─── Data excerpts ───
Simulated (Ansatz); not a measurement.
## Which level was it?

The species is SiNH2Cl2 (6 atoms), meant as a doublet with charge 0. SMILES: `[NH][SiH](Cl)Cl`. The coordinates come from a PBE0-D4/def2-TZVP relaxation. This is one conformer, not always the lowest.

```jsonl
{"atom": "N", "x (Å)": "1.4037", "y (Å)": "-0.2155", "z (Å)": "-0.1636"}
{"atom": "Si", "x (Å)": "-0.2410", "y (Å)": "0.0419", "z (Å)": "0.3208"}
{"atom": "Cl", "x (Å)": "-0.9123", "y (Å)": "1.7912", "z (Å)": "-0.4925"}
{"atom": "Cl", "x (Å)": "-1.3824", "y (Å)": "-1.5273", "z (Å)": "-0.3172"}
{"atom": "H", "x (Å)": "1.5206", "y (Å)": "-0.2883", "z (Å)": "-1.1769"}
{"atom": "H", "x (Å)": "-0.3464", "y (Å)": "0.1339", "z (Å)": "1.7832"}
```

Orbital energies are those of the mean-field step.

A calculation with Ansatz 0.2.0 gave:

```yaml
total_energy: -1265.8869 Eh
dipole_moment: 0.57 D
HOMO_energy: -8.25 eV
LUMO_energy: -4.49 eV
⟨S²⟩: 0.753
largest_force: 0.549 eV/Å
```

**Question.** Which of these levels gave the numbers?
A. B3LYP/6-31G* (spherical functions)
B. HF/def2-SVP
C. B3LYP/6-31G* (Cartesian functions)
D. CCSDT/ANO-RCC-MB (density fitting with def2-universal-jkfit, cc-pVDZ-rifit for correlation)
───

> _Brief_
All of the entries should be transcribed exactly as they appear.

> _Exercise output_
Simulated (Ansatz); not a measurement.
## Which level was it?

The species is SiNH2Cl2 (6 atoms), meant as a doublet with charge 0. SMILES: `[NH][SiH](Cl)Cl`. The coordinates come from a PBE0-D4/def2-TZVP relaxation. This is one conformer, not always the lowest.

```jsonl
{"atom": "N", "x (Å)": "1.4037", "y (Å)": "-0.2155", "z (Å)": "-0.1636"}
{"atom": "Si", "x (Å)": "-0.2410", "y (Å)": "0.0419", "z (Å)": "0.3208"}
{"atom": "Cl", "x (Å)": "-0.9123", "y (Å)": "1.7912", "z (Å)": "-0.4925"}
{"atom": "Cl", "x (Å)": "-1.3824", "y (Å)": "-1.5273", "z (Å)": "-0.3172"}
{"atom": "H", "x (Å)": "1.5206", "y (Å)": "-0.2883", "z (Å)": "-1.1769"}
{"atom": "H", "x (Å)": "-0.3464", "y (Å)": "0.1339", "z (Å)": "1.7832"}
```

Orbital energies are those of the mean-field step.

A calculation with Ansatz 0.2.0 gave:

```yaml
total_energy: -1265.8869 Eh
dipole_moment: 0.57 D
HOMO_energy: -8.25 eV
LUMO_energy: -4.49 eV
⟨S²⟩: 0.753
largest_force: 0.549 eV/Å
```

**Question.** Which of these levels gave the numbers?
A. B3LYP/6-31G* (spherical functions)
B. HF/def2-SVP
C. B3LYP/6-31G* (Cartesian functions)
D. CCSDT/ANO-RCC-MB (density fitting with def2-universal-jkfit, cc-pVDZ-rifit for correlation)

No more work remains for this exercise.